▶ [EXERCISE] Nothing should be dropped or changed: copy every line of the listing.

*** SOURCE MATERIAL ***

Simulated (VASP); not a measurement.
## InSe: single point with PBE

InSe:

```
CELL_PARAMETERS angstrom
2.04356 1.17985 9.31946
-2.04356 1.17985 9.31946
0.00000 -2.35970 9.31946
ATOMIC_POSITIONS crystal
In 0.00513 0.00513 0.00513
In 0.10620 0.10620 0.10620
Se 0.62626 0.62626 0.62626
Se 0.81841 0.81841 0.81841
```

***

▶ [RESPONSE BOX]
Simulated (VASP); not a measurement.
## InSe: single point with PBE

InSe:

```
CELL_PARAMETERS angstrom
2.04356 1.17985 9.31946
-2.04356 1.17985 9.31946
0.00000 -2.35970 9.31946
ATOMIC_POSITIONS crystal
In 0.00513 0.00513 0.00513
In 0.10620 0.10620 0.10620
Se 0.62626 0.62626 0.62626
Se 0.81841 0.81841 0.81841
```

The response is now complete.